> _Brief_:
When you reach the records, transcribe all of them exactly.

______________________________
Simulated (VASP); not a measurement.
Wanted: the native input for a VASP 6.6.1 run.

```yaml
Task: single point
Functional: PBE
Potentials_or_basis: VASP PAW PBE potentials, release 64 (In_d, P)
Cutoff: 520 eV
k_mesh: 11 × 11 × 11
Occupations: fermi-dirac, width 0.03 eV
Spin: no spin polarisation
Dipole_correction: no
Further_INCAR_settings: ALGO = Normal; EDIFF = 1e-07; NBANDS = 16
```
______________________________

> _Response_:
Simulated (VASP); not a measurement.
Wanted: the native input for a VASP 6.6.1 run.

```yaml
Task: single point
Functional: PBE
Potentials_or_basis: VASP PAW PBE potentials, release 64 (In_d, P)
Cutoff: 520 eV
k_mesh: 11 × 11 × 11
Occupations: fermi-dirac, width 0.03 eV
Spin: no spin polarisation
Dipole_correction: no
Further_INCAR_settings: ALGO = Normal; EDIFF = 1e-07; NBANDS = 16
```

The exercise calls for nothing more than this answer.